Task item
Every line from the beginning of the data through the line containing "Potentials or basis: VASP" should be reproduced exactly, and no further lines should be output.

Supplied data
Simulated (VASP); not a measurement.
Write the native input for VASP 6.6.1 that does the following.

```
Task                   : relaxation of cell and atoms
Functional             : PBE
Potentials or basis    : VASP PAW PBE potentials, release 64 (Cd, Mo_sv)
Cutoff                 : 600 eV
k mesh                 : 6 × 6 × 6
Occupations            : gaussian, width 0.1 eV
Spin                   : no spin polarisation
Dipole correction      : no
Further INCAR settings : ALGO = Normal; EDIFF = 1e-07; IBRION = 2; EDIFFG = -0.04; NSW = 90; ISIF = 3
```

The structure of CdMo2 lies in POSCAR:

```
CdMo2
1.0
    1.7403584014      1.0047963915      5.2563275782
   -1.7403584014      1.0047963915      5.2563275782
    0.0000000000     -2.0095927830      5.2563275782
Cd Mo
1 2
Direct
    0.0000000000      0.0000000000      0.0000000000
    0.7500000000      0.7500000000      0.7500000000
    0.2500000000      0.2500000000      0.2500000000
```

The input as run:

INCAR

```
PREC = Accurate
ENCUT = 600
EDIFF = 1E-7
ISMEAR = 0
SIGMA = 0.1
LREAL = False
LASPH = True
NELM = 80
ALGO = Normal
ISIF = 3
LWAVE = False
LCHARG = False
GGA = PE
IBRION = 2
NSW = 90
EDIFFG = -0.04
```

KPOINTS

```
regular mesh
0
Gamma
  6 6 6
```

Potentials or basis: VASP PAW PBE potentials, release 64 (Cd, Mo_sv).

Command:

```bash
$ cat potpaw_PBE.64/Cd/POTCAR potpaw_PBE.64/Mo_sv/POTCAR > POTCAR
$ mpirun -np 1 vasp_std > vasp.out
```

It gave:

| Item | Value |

Reply
Simulated (VASP); not a measurement.
Write the native input for VASP 6.6.1 that does the following.

```
Task                   : relaxation of cell and atoms
Functional             : PBE
Potentials or basis    : VASP PAW PBE potentials, release 64 (Cd, Mo_sv)
Cutoff                 : 600 eV
k mesh                 : 6 × 6 × 6
Occupations            : gaussian, width 0.1 eV
Spin                   : no spin polarisation
Dipole correction      : no
Further INCAR settings : ALGO = Normal; EDIFF = 1e-07; IBRION = 2; EDIFFG = -0.04; NSW = 90; ISIF = 3
```

The structure of CdMo2 lies in POSCAR:

```
CdMo2
1.0
    1.7403584014      1.0047963915      5.2563275782
   -1.7403584014      1.0047963915      5.2563275782
    0.0000000000     -2.0095927830      5.2563275782
Cd Mo
1 2
Direct
    0.0000000000      0.0000000000      0.0000000000
    0.7500000000      0.7500000000      0.7500000000
    0.2500000000      0.2500000000      0.2500000000
```

The input as run:

INCAR

```
PREC = Accurate
ENCUT = 600
EDIFF = 1E-7
ISMEAR = 0
SIGMA = 0.1
LREAL = False
LASPH = True
NELM = 80
ALGO = Normal
ISIF = 3
LWAVE = False
LCHARG = False
GGA = PE
IBRION = 2
NSW = 90
EDIFFG = -0.04
```

KPOINTS

```
regular mesh
0
Gamma
  6 6 6
```

Potentials or basis: VASP PAW PBE potentials, release 64 (Cd, Mo_sv).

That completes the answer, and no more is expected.